-- Material provided --
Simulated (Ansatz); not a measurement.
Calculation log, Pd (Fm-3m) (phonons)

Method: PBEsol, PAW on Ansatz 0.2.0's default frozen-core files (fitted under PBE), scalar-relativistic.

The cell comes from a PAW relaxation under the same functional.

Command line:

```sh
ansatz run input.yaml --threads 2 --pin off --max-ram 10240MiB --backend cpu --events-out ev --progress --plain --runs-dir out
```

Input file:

-- Assignment --
Please return the records above in their exact form.

-- Exercise response --
Simulated (Ansatz); not a measurement.
Calculation log, Pd (Fm-3m) (phonons)

Method: PBEsol, PAW on Ansatz 0.2.0's default frozen-core files (fitted under PBE), scalar-relativistic.

The cell comes from a PAW relaxation under the same functional.

Command line:

```sh
ansatz run input.yaml --threads 2 --pin off --max-ram 10240MiB --backend cpu --events-out ev --progress --plain --runs-dir out
```

Input file:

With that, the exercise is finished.